=====

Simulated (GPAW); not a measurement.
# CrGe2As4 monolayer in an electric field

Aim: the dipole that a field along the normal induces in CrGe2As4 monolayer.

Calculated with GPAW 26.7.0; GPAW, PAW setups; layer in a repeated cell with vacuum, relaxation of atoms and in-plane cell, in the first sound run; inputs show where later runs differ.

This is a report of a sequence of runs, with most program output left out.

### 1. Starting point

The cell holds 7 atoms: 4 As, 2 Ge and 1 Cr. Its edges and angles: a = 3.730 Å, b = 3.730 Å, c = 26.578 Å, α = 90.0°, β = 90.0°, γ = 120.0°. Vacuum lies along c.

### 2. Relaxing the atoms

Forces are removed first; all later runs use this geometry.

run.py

=====

**Work item:** Without any alteration, repeat the entire listing.

**Exercise solution:**
Simulated (GPAW); not a measurement.
# CrGe2As4 monolayer in an electric field

Aim: the dipole that a field along the normal induces in CrGe2As4 monolayer.

Calculated with GPAW 26.7.0; GPAW, PAW setups; layer in a repeated cell with vacuum, relaxation of atoms and in-plane cell, in the first sound run; inputs show where later runs differ.

This is a report of a sequence of runs, with most program output left out.

### 1. Starting point

The cell holds 7 atoms: 4 As, 2 Ge and 1 Cr. Its edges and angles: a = 3.730 Å, b = 3.730 Å, c = 26.578 Å, α = 90.0°, β = 90.0°, γ = 120.0°. Vacuum lies along c.

### 2. Relaxing the atoms

Forces are removed first; all later runs use this geometry.

run.py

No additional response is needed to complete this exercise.